### Extracted information:
════

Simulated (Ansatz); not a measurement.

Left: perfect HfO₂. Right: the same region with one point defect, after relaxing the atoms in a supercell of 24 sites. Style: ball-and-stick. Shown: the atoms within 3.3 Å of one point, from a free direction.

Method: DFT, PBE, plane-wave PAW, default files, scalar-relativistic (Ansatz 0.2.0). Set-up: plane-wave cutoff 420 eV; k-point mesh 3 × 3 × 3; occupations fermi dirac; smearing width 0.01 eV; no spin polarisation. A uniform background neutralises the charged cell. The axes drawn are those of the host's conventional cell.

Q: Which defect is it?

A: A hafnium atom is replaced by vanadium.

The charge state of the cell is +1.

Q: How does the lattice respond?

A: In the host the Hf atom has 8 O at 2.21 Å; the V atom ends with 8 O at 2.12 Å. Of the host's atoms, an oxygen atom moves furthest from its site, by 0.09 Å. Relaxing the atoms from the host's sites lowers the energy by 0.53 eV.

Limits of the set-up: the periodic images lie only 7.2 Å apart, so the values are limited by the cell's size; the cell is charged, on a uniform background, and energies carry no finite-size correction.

════

In your answer, repeat each line of the material word for word.

### Answer box:
Simulated (Ansatz); not a measurement.

Left: perfect HfO₂. Right: the same region with one point defect, after relaxing the atoms in a supercell of 24 sites. Style: ball-and-stick. Shown: the atoms within 3.3 Å of one point, from a free direction.

Method: DFT, PBE, plane-wave PAW, default files, scalar-relativistic (Ansatz 0.2.0). Set-up: plane-wave cutoff 420 eV; k-point mesh 3 × 3 × 3; occupations fermi dirac; smearing width 0.01 eV; no spin polarisation. A uniform background neutralises the charged cell. The axes drawn are those of the host's conventional cell.

Q: Which defect is it?

A: A hafnium atom is replaced by vanadium.

The charge state of the cell is +1.

Q: How does the lattice respond?

A: In the host the Hf atom has 8 O at 2.21 Å; the V atom ends with 8 O at 2.12 Å. Of the host's atoms, an oxygen atom moves furthest from its site, by 0.09 Å. Relaxing the atoms from the host's sites lowers the energy by 0.53 eV.

Limits of the set-up: the periodic images lie only 7.2 Å apart, so the values are limited by the cell's size; the cell is charged, on a uniform background, and energies carry no finite-size correction.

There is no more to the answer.